● ● ● ● ●

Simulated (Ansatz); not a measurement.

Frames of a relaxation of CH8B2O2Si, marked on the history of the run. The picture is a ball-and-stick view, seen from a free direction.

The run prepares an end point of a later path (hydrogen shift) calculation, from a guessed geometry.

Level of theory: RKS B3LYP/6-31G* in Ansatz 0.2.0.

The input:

● ● ● ● ●

** Brief **
Working from the material above, restate word for word the lines between the line with "The run prepares" and the line with "Level of theory: RKS", both included, and only those.

** Task result **
The run prepares an end point of a later path (hydrogen shift) calculation, from a guessed geometry.

Level of theory: RKS B3LYP/6-31G* in Ansatz 0.2.0.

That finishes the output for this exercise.